▶ Action item:
The line containing "Theory: Ansatz 0.2.0, RKS" marks the end: write out exactly every line from the first line of the data below through that line, and only those.

▶ Given entries:
>>>>

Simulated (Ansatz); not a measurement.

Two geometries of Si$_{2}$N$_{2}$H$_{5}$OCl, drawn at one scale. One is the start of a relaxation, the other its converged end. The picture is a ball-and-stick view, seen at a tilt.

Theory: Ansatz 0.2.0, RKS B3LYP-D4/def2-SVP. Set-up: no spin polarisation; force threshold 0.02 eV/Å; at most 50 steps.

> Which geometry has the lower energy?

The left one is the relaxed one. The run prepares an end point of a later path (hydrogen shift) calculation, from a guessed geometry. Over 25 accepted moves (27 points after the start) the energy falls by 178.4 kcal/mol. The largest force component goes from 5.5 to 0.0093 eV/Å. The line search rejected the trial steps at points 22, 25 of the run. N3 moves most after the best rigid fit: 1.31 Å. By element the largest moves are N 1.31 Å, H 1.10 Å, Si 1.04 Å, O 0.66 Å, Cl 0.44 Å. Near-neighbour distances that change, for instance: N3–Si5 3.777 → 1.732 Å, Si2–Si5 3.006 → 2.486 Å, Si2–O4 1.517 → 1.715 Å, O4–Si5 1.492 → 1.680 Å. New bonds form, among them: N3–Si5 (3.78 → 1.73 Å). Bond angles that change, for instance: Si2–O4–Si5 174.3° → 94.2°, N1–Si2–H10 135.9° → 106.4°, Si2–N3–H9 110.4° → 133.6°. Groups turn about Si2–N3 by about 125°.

<<<<

▶ Written answer:
Simulated (Ansatz); not a measurement.

Two geometries of Si$_{2}$N$_{2}$H$_{5}$OCl, drawn at one scale. One is the start of a relaxation, the other its converged end. The picture is a ball-and-stick view, seen at a tilt.

Theory: Ansatz 0.2.0, RKS B3LYP-D4/def2-SVP. Set-up: no spin polarisation; force threshold 0.02 eV/Å; at most 50 steps.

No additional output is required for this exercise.